= Work task =
The answer is to be an exact copy of the lines below running from the line with "Cartesian coordinates in" down to the line with "Tabulate the Mulliken, IAO, Hirshfeld", both ends included, and nothing more.

(Data extracts Opens)

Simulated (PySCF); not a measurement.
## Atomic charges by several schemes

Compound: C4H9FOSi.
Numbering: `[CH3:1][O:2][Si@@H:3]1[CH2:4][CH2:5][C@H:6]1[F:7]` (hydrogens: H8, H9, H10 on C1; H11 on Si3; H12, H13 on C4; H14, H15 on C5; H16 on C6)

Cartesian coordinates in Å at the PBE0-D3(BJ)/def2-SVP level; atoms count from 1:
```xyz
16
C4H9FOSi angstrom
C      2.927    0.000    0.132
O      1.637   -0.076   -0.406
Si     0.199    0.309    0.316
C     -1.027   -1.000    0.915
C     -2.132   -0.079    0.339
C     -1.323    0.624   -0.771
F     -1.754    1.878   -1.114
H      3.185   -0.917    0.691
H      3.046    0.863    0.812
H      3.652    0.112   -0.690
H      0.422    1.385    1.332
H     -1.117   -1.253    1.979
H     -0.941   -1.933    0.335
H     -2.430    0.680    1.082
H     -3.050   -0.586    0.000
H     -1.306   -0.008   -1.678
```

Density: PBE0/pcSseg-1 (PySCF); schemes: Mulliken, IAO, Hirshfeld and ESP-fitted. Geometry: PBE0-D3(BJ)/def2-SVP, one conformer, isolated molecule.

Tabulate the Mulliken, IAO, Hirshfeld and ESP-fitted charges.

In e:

(Data extracts Closes)

= Written solution =
Cartesian coordinates in Å at the PBE0-D3(BJ)/def2-SVP level; atoms count from 1:
```xyz
16
C4H9FOSi angstrom
C      2.927    0.000    0.132
O      1.637   -0.076   -0.406
Si     0.199    0.309    0.316
C     -1.027   -1.000    0.915
C     -2.132   -0.079    0.339
C     -1.323    0.624   -0.771
F     -1.754    1.878   -1.114
H      3.185   -0.917    0.691
H      3.046    0.863    0.812
H      3.652    0.112   -0.690
H      0.422    1.385    1.332
H     -1.117   -1.253    1.979
H     -0.941   -1.933    0.335
H     -2.430    0.680    1.082
H     -3.050   -0.586    0.000
H     -1.306   -0.008   -1.678
```

Density: PBE0/pcSseg-1 (PySCF); schemes: Mulliken, IAO, Hirshfeld and ESP-fitted. Geometry: PBE0-D3(BJ)/def2-SVP, one conformer, isolated molecule.

Tabulate the Mulliken, IAO, Hirshfeld and ESP-fitted charges.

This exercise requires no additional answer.